*** Block opens ***

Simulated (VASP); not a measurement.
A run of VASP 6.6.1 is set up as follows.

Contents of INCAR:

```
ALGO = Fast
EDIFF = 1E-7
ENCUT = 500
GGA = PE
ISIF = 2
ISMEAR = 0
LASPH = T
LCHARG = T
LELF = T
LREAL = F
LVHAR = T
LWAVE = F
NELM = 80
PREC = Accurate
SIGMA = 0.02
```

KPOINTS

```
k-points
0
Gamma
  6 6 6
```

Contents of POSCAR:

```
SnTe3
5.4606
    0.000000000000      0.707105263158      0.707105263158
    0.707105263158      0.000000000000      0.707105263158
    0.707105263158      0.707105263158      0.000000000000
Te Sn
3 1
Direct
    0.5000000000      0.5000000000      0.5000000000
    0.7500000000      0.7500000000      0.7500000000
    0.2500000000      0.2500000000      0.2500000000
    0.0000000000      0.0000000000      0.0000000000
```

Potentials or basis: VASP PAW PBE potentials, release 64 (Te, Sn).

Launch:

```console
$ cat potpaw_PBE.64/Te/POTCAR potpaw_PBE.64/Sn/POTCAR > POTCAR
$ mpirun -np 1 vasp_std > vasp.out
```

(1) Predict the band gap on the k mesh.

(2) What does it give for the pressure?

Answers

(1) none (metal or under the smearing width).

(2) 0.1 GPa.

*** Block closes ***

[Requirement]: Give back exactly the lines above starting at the line where "(2) What does it give for the pressure?" appears and ending at the line where "(1) none (metal or under the smearing width)." appears, both included, with no other lines.

[Task answer]:
(2) What does it give for the pressure?

Answers

(1) none (metal or under the smearing width).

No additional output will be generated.